_Exercise_: Each record must be retyped in full. No character may differ.

_Information given_:
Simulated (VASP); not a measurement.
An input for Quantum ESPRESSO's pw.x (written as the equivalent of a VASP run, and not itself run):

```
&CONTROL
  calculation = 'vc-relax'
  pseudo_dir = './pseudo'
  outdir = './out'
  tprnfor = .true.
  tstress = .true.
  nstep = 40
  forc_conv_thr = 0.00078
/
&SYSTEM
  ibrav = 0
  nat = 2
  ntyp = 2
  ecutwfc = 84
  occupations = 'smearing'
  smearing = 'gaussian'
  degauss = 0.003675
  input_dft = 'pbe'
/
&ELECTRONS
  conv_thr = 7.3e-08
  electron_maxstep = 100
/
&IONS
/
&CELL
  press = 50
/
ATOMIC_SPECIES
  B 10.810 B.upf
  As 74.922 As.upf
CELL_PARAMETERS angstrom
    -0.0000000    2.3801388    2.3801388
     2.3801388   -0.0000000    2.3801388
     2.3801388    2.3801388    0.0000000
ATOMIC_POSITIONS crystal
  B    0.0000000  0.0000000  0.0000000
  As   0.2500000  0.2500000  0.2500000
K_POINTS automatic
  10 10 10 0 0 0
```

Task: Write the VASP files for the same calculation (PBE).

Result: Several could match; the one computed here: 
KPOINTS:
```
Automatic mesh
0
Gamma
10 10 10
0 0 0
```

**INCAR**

_Problem solution_:
Simulated (VASP); not a measurement.
An input for Quantum ESPRESSO's pw.x (written as the equivalent of a VASP run, and not itself run):

```
&CONTROL
  calculation = 'vc-relax'
  pseudo_dir = './pseudo'
  outdir = './out'
  tprnfor = .true.
  tstress = .true.
  nstep = 40
  forc_conv_thr = 0.00078
/
&SYSTEM
  ibrav = 0
  nat = 2
  ntyp = 2
  ecutwfc = 84
  occupations = 'smearing'
  smearing = 'gaussian'
  degauss = 0.003675
  input_dft = 'pbe'
/
&ELECTRONS
  conv_thr = 7.3e-08
  electron_maxstep = 100
/
&IONS
/
&CELL
  press = 50
/
ATOMIC_SPECIES
  B 10.810 B.upf
  As 74.922 As.upf
CELL_PARAMETERS angstrom
    -0.0000000    2.3801388    2.3801388
     2.3801388   -0.0000000    2.3801388
     2.3801388    2.3801388    0.0000000
ATOMIC_POSITIONS crystal
  B    0.0000000  0.0000000  0.0000000
  As   0.2500000  0.2500000  0.2500000
K_POINTS automatic
  10 10 10 0 0 0
```

Task: Write the VASP files for the same calculation (PBE).

Result: Several could match; the one computed here: 
KPOINTS:
```
Automatic mesh
0
Gamma
10 10 10
0 0 0
```

**INCAR**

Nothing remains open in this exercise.